══ Material shown

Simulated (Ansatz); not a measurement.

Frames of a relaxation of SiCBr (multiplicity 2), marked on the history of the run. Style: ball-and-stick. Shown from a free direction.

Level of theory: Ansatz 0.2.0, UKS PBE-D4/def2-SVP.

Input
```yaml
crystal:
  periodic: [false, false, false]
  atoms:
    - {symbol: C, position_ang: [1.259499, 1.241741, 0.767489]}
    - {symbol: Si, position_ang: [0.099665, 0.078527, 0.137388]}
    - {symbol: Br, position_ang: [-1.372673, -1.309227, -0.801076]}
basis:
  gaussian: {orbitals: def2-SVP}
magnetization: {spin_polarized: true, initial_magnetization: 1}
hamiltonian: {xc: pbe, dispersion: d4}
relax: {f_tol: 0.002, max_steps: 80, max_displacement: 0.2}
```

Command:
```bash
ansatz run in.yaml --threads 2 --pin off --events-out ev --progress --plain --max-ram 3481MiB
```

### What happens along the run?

════

Requirement -> All of the data above is to be transcribed without alteration.

Exercise output ->
Simulated (Ansatz); not a measurement.

Frames of a relaxation of SiCBr (multiplicity 2), marked on the history of the run. Style: ball-and-stick. Shown from a free direction.

Level of theory: Ansatz 0.2.0, UKS PBE-D4/def2-SVP.

Input
```yaml
crystal:
  periodic: [false, false, false]
  atoms:
    - {symbol: C, position_ang: [1.259499, 1.241741, 0.767489]}
    - {symbol: Si, position_ang: [0.099665, 0.078527, 0.137388]}
    - {symbol: Br, position_ang: [-1.372673, -1.309227, -0.801076]}
basis:
  gaussian: {orbitals: def2-SVP}
magnetization: {spin_polarized: true, initial_magnetization: 1}
hamiltonian: {xc: pbe, dispersion: d4}
relax: {f_tol: 0.002, max_steps: 80, max_displacement: 0.2}
```

Command:
```bash
ansatz run in.yaml --threads 2 --pin off --events-out ev --progress --plain --max-ram 3481MiB
```

### What happens along the run?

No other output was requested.